+ + + + + + +

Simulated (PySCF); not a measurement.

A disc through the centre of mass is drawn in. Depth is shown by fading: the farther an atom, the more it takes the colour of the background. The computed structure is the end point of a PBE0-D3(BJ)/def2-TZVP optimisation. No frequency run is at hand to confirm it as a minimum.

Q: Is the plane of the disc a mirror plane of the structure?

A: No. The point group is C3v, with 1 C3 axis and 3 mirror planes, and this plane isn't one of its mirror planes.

+ + + + + + +

▸ **REQUIREMENT**: Every line of the data must appear again in the answer, exactly as written.

▸ **TASK SOLUTION**:
Simulated (PySCF); not a measurement.

A disc through the centre of mass is drawn in. Depth is shown by fading: the farther an atom, the more it takes the colour of the background. The computed structure is the end point of a PBE0-D3(BJ)/def2-TZVP optimisation. No frequency run is at hand to confirm it as a minimum.

Q: Is the plane of the disc a mirror plane of the structure?

A: No. The point group is C3v, with 1 C3 axis and 3 mirror planes, and this plane isn't one of its mirror planes.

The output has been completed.